- **Requirement**
The reply to the records below should contain exactly the lines from the line with "-0.4344 | 0.3355 |" through the line with "### Where is the unpaired spin?", and nothing besides.

- **Data for analysis**
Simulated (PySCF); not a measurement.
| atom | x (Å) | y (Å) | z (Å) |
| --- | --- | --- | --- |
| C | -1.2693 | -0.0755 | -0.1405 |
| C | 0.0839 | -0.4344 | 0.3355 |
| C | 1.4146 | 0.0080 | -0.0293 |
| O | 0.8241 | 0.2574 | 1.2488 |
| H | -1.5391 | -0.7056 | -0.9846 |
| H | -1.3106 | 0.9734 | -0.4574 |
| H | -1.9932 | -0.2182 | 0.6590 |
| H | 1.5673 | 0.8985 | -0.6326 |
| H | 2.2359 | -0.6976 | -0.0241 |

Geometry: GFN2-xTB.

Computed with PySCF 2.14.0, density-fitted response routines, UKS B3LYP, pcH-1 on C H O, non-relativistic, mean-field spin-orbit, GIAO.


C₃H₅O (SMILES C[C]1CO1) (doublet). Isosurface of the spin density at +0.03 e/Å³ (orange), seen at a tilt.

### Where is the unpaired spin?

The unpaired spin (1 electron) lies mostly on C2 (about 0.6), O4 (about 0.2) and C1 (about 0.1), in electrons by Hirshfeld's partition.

- **Task output**
| C | 0.0839 | -0.4344 | 0.3355 |
| C | 1.4146 | 0.0080 | -0.0293 |
| O | 0.8241 | 0.2574 | 1.2488 |
| H | -1.5391 | -0.7056 | -0.9846 |
| H | -1.3106 | 0.9734 | -0.4574 |
| H | -1.9932 | -0.2182 | 0.6590 |
| H | 1.5673 | 0.8985 | -0.6326 |
| H | 2.2359 | -0.6976 | -0.0241 |

Geometry: GFN2-xTB.

Computed with PySCF 2.14.0, density-fitted response routines, UKS B3LYP, pcH-1 on C H O, non-relativistic, mean-field spin-orbit, GIAO.


C₃H₅O (SMILES C[C]1CO1) (doublet). Isosurface of the spin density at +0.03 e/Å³ (orange), seen at a tilt.

### Where is the unpaired spin?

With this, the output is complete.